[Opening Records shown section]
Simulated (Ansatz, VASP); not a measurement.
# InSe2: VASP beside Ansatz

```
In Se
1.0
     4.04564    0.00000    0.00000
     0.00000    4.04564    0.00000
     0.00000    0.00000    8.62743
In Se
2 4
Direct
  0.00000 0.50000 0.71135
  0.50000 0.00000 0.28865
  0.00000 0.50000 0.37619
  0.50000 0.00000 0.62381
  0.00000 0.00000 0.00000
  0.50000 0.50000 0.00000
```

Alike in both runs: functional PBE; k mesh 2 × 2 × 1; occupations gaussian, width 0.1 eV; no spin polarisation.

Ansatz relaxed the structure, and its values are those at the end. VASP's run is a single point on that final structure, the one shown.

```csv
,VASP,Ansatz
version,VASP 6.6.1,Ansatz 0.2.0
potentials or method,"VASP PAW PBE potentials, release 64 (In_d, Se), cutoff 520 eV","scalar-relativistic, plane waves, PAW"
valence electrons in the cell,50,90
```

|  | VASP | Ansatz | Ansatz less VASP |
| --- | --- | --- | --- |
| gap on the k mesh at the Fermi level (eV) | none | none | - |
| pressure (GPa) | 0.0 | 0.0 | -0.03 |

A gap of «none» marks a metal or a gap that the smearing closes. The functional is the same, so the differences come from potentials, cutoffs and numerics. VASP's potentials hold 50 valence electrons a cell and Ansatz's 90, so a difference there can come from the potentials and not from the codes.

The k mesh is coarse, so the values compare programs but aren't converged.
[Closing Records shown section]

▶ **Work instruction**: Repeat all of the listing above exactly, leaving nothing out.

▶ **Written answer**:
Simulated (Ansatz, VASP); not a measurement.
# InSe2: VASP beside Ansatz

```
In Se
1.0
     4.04564    0.00000    0.00000
     0.00000    4.04564    0.00000
     0.00000    0.00000    8.62743
In Se
2 4
Direct
  0.00000 0.50000 0.71135
  0.50000 0.00000 0.28865
  0.00000 0.50000 0.37619
  0.50000 0.00000 0.62381
  0.00000 0.00000 0.00000
  0.50000 0.50000 0.00000
```

Alike in both runs: functional PBE; k mesh 2 × 2 × 1; occupations gaussian, width 0.1 eV; no spin polarisation.

Ansatz relaxed the structure, and its values are those at the end. VASP's run is a single point on that final structure, the one shown.

```csv
,VASP,Ansatz
version,VASP 6.6.1,Ansatz 0.2.0
potentials or method,"VASP PAW PBE potentials, release 64 (In_d, Se), cutoff 520 eV","scalar-relativistic, plane waves, PAW"
valence electrons in the cell,50,90
```

|  | VASP | Ansatz | Ansatz less VASP |
| --- | --- | --- | --- |
| gap on the k mesh at the Fermi level (eV) | none | none | - |
| pressure (GPa) | 0.0 | 0.0 | -0.03 |

A gap of «none» marks a metal or a gap that the smearing closes. The functional is the same, so the differences come from potentials, cutoffs and numerics. VASP's potentials hold 50 valence electrons a cell and Ansatz's 90, so a difference there can come from the potentials and not from the codes.

The k mesh is coarse, so the values compare programs but aren't converged.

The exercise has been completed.